**DATA RECORDS:**
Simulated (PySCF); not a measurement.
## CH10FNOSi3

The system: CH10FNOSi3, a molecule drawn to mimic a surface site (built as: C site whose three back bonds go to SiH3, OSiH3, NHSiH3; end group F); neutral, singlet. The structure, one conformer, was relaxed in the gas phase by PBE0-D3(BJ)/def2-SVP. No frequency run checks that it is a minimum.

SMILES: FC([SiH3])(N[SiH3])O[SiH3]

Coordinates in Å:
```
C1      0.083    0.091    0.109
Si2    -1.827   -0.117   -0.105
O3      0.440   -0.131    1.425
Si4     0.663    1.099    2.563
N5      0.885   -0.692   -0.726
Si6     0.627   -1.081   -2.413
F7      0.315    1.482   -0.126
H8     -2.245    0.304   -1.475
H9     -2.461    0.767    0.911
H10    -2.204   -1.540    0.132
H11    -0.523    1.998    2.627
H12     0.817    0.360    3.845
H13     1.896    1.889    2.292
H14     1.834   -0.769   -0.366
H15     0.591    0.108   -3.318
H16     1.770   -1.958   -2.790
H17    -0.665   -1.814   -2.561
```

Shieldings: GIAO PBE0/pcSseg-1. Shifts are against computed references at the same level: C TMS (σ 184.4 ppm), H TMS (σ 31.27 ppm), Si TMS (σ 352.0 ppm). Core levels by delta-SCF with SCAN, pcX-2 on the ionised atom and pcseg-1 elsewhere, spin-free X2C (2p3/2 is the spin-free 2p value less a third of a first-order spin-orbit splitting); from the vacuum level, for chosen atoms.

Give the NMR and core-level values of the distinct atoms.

**ACTIVITY:**
Repeat exactly the lines of the listing above, from the one with "SMILES: FC([SiH3])(N[SiH3])O[SiH3]" down to the one with "Shieldings: GIAO PBE0/pcSseg-1."; both of those lines belong in the range.

**EXERCISE OUTPUT:**
SMILES: FC([SiH3])(N[SiH3])O[SiH3]

Coordinates in Å:
```
C1      0.083    0.091    0.109
Si2    -1.827   -0.117   -0.105
O3      0.440   -0.131    1.425
Si4     0.663    1.099    2.563
N5      0.885   -0.692   -0.726
Si6     0.627   -1.081   -2.413
F7      0.315    1.482   -0.126
H8     -2.245    0.304   -1.475
H9     -2.461    0.767    0.911
H10    -2.204   -1.540    0.132
H11    -0.523    1.998    2.627
H12     0.817    0.360    3.845
H13     1.896    1.889    2.292
H14     1.834   -0.769   -0.366
H15     0.591    0.108   -3.318
H16     1.770   -1.958   -2.790
H17    -0.665   -1.814   -2.561
```

Shieldings: GIAO PBE0/pcSseg-1. Shifts are against computed references at the same level: C TMS (σ 184.4 ppm), H TMS (σ 31.27 ppm), Si TMS (σ 352.0 ppm). Core levels by delta-SCF with SCAN, pcX-2 on the ionised atom and pcseg-1 elsewhere, spin-free X2C (2p3/2 is the spin-free 2p value less a third of a first-order spin-orbit splitting); from the vacuum level, for chosen atoms.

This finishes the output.